### [Input data]
┌──
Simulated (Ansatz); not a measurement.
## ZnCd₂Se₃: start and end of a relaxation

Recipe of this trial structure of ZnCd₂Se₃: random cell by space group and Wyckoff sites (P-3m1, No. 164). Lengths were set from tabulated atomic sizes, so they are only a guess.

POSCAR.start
└──

The entries above are to be output exactly as they appear.

Simulated (Ansatz); not a measurement.
## ZnCd₂Se₃: start and end of a relaxation

Recipe of this trial structure of ZnCd₂Se₃: random cell by space group and Wyckoff sites (P-3m1, No. 164). Lengths were set from tabulated atomic sizes, so they are only a guess.

POSCAR.start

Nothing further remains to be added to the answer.